--------------------------------------------------

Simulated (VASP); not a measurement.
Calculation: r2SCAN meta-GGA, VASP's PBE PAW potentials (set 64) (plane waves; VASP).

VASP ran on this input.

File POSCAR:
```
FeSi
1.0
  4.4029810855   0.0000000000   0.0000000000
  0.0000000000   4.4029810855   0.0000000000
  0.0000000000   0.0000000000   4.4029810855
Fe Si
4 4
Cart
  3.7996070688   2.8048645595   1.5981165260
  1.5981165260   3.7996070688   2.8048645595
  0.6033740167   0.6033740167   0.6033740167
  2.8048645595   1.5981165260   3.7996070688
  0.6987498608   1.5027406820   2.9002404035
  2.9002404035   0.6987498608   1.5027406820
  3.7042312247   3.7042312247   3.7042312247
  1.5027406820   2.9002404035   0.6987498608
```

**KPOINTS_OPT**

--------------------------------------------------

Render the whole set of entries again, exactly as given.

Simulated (VASP); not a measurement.
Calculation: r2SCAN meta-GGA, VASP's PBE PAW potentials (set 64) (plane waves; VASP).

VASP ran on this input.

File POSCAR:
```
FeSi
1.0
  4.4029810855   0.0000000000   0.0000000000
  0.0000000000   4.4029810855   0.0000000000
  0.0000000000   0.0000000000   4.4029810855
Fe Si
4 4
Cart
  3.7996070688   2.8048645595   1.5981165260
  1.5981165260   3.7996070688   2.8048645595
  0.6033740167   0.6033740167   0.6033740167
  2.8048645595   1.5981165260   3.7996070688
  0.6987498608   1.5027406820   2.9002404035
  2.9002404035   0.6987498608   1.5027406820
  3.7042312247   3.7042312247   3.7042312247
  1.5027406820   2.9002404035   0.6987498608
```

**KPOINTS_OPT**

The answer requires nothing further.